[Required action] Look through the data below and extract, unchanged, the lines from the one that contains "Q: Put a parabola" to the one that contains "The higher-order fit", both included.

[[ Record extracts, beginning ]]
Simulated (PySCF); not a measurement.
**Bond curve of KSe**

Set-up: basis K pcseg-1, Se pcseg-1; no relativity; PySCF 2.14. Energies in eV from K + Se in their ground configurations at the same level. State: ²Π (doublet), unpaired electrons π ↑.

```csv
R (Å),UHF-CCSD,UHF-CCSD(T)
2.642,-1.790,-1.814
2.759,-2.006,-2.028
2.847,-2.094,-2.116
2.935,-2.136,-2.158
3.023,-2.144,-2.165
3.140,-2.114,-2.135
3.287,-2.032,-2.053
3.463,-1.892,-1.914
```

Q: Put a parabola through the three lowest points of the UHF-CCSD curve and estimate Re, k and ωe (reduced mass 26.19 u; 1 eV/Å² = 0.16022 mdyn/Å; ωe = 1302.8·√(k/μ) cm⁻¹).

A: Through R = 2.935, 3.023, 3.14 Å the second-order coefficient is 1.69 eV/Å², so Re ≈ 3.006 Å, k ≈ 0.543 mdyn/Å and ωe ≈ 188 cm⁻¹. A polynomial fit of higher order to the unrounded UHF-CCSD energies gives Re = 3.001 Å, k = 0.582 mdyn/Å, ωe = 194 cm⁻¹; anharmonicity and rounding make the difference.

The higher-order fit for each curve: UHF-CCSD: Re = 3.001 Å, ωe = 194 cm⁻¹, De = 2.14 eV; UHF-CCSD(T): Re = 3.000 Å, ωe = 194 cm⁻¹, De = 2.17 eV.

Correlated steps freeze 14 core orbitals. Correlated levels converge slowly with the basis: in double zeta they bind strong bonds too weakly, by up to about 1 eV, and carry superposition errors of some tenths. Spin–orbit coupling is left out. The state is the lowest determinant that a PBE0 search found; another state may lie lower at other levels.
[[ Record extracts, end ]]

[Exercise result]
Q: Put a parabola through the three lowest points of the UHF-CCSD curve and estimate Re, k and ωe (reduced mass 26.19 u; 1 eV/Å² = 0.16022 mdyn/Å; ωe = 1302.8·√(k/μ) cm⁻¹).

A: Through R = 2.935, 3.023, 3.14 Å the second-order coefficient is 1.69 eV/Å², so Re ≈ 3.006 Å, k ≈ 0.543 mdyn/Å and ωe ≈ 188 cm⁻¹. A polynomial fit of higher order to the unrounded UHF-CCSD energies gives Re = 3.001 Å, k = 0.582 mdyn/Å, ωe = 194 cm⁻¹; anharmonicity and rounding make the difference.

The higher-order fit for each curve: UHF-CCSD: Re = 3.001 Å, ωe = 194 cm⁻¹, De = 2.14 eV; UHF-CCSD(T): Re = 3.000 Å, ωe = 194 cm⁻¹, De = 2.17 eV.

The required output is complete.